◆ Dataset records:
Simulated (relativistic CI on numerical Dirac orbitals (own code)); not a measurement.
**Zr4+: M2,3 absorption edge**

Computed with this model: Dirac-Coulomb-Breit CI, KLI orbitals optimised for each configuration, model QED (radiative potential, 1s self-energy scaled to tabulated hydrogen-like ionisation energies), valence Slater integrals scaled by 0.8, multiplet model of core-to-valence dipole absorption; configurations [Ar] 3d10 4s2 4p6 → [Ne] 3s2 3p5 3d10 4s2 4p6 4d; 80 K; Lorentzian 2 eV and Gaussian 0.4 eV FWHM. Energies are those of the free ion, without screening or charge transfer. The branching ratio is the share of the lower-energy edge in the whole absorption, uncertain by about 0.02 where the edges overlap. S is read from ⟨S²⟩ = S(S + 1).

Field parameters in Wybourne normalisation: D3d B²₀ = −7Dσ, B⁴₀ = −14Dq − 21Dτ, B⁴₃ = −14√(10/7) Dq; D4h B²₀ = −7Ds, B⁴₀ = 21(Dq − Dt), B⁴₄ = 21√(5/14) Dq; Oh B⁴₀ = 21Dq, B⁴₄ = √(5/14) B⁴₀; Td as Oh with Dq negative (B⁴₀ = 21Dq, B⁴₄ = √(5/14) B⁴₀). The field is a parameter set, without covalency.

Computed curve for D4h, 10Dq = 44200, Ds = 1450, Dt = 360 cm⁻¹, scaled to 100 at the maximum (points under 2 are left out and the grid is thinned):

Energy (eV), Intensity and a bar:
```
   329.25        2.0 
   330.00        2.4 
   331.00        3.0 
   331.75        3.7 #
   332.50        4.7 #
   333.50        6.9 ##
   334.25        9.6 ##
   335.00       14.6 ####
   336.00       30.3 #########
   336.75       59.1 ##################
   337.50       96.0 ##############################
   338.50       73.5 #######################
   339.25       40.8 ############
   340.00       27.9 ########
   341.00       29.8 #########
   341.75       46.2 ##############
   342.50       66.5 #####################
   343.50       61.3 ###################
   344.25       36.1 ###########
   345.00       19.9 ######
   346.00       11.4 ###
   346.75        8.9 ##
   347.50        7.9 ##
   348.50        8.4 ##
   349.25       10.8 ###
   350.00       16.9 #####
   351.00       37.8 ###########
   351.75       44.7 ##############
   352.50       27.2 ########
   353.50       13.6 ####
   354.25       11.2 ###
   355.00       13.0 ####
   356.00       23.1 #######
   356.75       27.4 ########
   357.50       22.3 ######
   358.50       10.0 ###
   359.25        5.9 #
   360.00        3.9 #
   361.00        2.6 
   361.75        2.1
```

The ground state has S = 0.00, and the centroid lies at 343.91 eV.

◆ Assigned task: Start at the first line of the entries and stop at the line with "M2,3 absorption edge**". Retype each of those lines exactly, both ends included.

◆ Written reply:
Simulated (relativistic CI on numerical Dirac orbitals (own code)); not a measurement.
**Zr4+: M2,3 absorption edge**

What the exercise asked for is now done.